_Assignment:_ The records that appear below are to be restated word for word.

=== Begin Enclosure ===

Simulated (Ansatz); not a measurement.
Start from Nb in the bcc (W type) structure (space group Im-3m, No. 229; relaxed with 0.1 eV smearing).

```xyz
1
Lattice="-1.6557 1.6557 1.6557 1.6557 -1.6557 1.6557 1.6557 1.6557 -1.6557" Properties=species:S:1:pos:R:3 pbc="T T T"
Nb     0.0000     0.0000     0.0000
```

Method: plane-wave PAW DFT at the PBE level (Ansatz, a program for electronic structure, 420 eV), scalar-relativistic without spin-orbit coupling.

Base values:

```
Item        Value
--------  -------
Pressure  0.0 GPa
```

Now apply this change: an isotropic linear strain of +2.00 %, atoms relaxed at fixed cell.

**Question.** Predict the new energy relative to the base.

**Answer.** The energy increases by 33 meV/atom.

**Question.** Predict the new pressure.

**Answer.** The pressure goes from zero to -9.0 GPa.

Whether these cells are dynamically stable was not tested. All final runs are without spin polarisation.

=== End Enclosure ===

_Expected answer:_
Simulated (Ansatz); not a measurement.
Start from Nb in the bcc (W type) structure (space group Im-3m, No. 229; relaxed with 0.1 eV smearing).

```xyz
1
Lattice="-1.6557 1.6557 1.6557 1.6557 -1.6557 1.6557 1.6557 1.6557 -1.6557" Properties=species:S:1:pos:R:3 pbc="T T T"
Nb     0.0000     0.0000     0.0000
```

Method: plane-wave PAW DFT at the PBE level (Ansatz, a program for electronic structure, 420 eV), scalar-relativistic without spin-orbit coupling.

Base values:

```
Item        Value
--------  -------
Pressure  0.0 GPa
```

Now apply this change: an isotropic linear strain of +2.00 %, atoms relaxed at fixed cell.

**Question.** Predict the new energy relative to the base.

**Answer.** The energy increases by 33 meV/atom.

**Question.** Predict the new pressure.

**Answer.** The pressure goes from zero to -9.0 GPa.

Whether these cells are dynamically stable was not tested. All final runs are without spin polarisation.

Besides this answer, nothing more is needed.